> **ACTION ITEM**: Reprint the full listing exactly.

> **DATA TO EXAMINE**:
<<<<
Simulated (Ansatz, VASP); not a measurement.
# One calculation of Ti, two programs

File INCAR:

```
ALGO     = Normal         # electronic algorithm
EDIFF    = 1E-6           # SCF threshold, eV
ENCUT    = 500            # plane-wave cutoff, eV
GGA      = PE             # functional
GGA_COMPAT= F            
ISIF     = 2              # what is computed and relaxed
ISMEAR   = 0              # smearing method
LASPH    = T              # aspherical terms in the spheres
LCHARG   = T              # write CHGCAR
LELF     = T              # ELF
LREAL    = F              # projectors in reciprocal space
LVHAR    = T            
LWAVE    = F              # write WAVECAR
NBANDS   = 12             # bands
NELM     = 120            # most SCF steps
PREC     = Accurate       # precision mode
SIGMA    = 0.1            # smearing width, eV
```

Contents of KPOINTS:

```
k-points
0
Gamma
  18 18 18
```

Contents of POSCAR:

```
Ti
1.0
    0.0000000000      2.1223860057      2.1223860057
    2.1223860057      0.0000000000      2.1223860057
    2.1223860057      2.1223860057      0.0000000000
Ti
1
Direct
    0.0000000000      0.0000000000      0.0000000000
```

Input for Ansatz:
>>>>

> **REPLY**:
Simulated (Ansatz, VASP); not a measurement.
# One calculation of Ti, two programs

File INCAR:

```
ALGO     = Normal         # electronic algorithm
EDIFF    = 1E-6           # SCF threshold, eV
ENCUT    = 500            # plane-wave cutoff, eV
GGA      = PE             # functional
GGA_COMPAT= F            
ISIF     = 2              # what is computed and relaxed
ISMEAR   = 0              # smearing method
LASPH    = T              # aspherical terms in the spheres
LCHARG   = T              # write CHGCAR
LELF     = T              # ELF
LREAL    = F              # projectors in reciprocal space
LVHAR    = T            
LWAVE    = F              # write WAVECAR
NBANDS   = 12             # bands
NELM     = 120            # most SCF steps
PREC     = Accurate       # precision mode
SIGMA    = 0.1            # smearing width, eV
```

Contents of KPOINTS:

```
k-points
0
Gamma
  18 18 18
```

Contents of POSCAR:

```
Ti
1.0
    0.0000000000      2.1223860057      2.1223860057
    2.1223860057      0.0000000000      2.1223860057
    2.1223860057      2.1223860057      0.0000000000
Ti
1
Direct
    0.0000000000      0.0000000000      0.0000000000
```

Input for Ansatz:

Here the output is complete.